____ Data extract

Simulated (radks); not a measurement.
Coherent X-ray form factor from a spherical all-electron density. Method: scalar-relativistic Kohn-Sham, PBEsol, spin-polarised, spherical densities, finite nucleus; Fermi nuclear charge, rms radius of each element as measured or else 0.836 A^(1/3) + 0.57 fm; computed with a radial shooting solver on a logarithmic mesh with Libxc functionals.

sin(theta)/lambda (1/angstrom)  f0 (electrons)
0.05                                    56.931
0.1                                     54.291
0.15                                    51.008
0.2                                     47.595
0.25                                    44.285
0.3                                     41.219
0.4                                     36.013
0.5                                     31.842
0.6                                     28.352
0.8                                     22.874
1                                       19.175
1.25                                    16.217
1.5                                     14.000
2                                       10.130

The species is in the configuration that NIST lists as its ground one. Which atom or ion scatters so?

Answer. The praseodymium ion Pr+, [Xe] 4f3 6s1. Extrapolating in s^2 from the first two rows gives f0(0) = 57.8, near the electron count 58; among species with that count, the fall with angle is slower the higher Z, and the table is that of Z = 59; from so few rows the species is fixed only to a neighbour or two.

________

** Required action **
Print the whole listing above exactly, please.

** Written reply **
Simulated (radks); not a measurement.
Coherent X-ray form factor from a spherical all-electron density. Method: scalar-relativistic Kohn-Sham, PBEsol, spin-polarised, spherical densities, finite nucleus; Fermi nuclear charge, rms radius of each element as measured or else 0.836 A^(1/3) + 0.57 fm; computed with a radial shooting solver on a logarithmic mesh with Libxc functionals.

sin(theta)/lambda (1/angstrom)  f0 (electrons)
0.05                                    56.931
0.1                                     54.291
0.15                                    51.008
0.2                                     47.595
0.25                                    44.285
0.3                                     41.219
0.4                                     36.013
0.5                                     31.842
0.6                                     28.352
0.8                                     22.874
1                                       19.175
1.25                                    16.217
1.5                                     14.000
2                                       10.130

The species is in the configuration that NIST lists as its ground one. Which atom or ion scatters so?

Answer. The praseodymium ion Pr+, [Xe] 4f3 6s1. Extrapolating in s^2 from the first two rows gives f0(0) = 57.8, near the electron count 58; among species with that count, the fall with angle is slower the higher Z, and the table is that of Z = 59; from so few rows the species is fixed only to a neighbour or two.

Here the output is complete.